- Exercise
Copy the records below verbatim, from the first line through the line containing "Structures and frequencies: ωB97X-D3(BJ)/def2-SVP", inclusive, and output nothing else.

- Data excerpts
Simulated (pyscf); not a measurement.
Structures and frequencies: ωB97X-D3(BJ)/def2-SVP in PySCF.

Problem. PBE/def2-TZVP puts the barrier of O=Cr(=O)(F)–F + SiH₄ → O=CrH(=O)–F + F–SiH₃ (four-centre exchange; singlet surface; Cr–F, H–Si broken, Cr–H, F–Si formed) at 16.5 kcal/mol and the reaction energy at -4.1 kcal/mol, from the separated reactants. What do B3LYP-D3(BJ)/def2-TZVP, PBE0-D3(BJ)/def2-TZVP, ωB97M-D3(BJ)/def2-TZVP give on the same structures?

- Response box
Simulated (pyscf); not a measurement.
Structures and frequencies: ωB97X-D3(BJ)/def2-SVP in PySCF.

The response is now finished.